§ **REQUIRED ACTION**
From the line containing "Aim: how strongly" down to the line containing "The structure is" in the records below, reproduce every line exactly, ends included, and omit all others.

=====

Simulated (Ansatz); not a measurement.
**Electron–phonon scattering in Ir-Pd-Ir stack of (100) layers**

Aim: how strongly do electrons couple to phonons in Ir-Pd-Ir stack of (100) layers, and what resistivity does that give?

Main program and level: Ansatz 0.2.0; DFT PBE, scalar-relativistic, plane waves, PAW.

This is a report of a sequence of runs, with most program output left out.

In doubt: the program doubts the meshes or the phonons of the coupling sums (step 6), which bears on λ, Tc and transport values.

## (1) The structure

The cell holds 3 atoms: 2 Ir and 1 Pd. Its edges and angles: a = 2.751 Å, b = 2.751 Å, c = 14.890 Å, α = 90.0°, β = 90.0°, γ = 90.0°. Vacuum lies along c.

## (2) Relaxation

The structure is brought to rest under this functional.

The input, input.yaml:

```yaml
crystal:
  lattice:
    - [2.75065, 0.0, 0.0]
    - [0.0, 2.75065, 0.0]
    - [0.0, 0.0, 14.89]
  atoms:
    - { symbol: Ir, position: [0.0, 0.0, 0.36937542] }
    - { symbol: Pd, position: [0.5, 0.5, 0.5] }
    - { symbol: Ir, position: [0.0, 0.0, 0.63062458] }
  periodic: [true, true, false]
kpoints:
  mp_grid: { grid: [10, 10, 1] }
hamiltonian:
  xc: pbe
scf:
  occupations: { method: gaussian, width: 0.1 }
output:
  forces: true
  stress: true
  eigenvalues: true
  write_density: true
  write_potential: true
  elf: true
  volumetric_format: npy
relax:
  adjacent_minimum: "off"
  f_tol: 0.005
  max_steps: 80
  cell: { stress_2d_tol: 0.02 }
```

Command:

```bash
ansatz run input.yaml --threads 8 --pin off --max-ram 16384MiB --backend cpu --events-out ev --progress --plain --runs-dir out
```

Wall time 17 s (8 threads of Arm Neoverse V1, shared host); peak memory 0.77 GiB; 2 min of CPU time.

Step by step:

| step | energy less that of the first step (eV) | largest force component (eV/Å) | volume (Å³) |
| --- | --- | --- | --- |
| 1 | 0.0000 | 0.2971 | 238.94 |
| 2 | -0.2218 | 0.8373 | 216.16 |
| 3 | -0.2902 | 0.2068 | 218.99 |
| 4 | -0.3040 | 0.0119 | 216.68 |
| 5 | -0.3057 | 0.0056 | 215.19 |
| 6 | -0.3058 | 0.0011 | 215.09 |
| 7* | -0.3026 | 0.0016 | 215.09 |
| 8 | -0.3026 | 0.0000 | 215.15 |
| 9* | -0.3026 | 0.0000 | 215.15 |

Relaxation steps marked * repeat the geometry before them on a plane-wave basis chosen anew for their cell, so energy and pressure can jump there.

=====

§ **RESPONSE BOX**
Aim: how strongly do electrons couple to phonons in Ir-Pd-Ir stack of (100) layers, and what resistivity does that give?

Main program and level: Ansatz 0.2.0; DFT PBE, scalar-relativistic, plane waves, PAW.

This is a report of a sequence of runs, with most program output left out.

In doubt: the program doubts the meshes or the phonons of the coupling sums (step 6), which bears on λ, Tc and transport values.

## (1) The structure

The cell holds 3 atoms: 2 Ir and 1 Pd. Its edges and angles: a = 2.751 Å, b = 2.751 Å, c = 14.890 Å, α = 90.0°, β = 90.0°, γ = 90.0°. Vacuum lies along c.

## (2) Relaxation

The structure is brought to rest under this functional.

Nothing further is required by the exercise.